**Entries provided**
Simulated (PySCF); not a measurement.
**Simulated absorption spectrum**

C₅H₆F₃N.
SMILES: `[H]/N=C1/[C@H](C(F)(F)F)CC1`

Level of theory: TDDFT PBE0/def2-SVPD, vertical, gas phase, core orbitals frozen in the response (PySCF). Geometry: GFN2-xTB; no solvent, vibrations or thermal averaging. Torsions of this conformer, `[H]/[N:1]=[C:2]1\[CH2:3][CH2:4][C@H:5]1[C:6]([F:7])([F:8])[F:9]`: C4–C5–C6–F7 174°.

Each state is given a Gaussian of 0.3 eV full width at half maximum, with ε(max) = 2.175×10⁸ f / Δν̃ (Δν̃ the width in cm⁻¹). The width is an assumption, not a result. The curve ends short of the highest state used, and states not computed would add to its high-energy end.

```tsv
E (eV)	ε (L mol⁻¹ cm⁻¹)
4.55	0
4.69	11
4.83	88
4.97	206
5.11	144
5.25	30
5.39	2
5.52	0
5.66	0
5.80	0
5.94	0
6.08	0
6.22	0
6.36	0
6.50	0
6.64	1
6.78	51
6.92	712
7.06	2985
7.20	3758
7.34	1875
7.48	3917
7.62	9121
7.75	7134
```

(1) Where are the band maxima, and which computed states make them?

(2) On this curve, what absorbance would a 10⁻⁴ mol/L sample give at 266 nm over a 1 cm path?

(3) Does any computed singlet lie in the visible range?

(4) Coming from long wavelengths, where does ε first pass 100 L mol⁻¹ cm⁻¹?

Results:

**Brief**
What you give back should be exactly the lines of the data above from the line with "(1) Where are" through the line with "(4) Coming from", both of those included, and nothing more.

**Exercise response**
(1) Where are the band maxima, and which computed states make them?

(2) On this curve, what absorbance would a 10⁻⁴ mol/L sample give at 266 nm over a 1 cm path?

(3) Does any computed singlet lie in the visible range?

(4) Coming from long wavelengths, where does ε first pass 100 L mol⁻¹ cm⁻¹?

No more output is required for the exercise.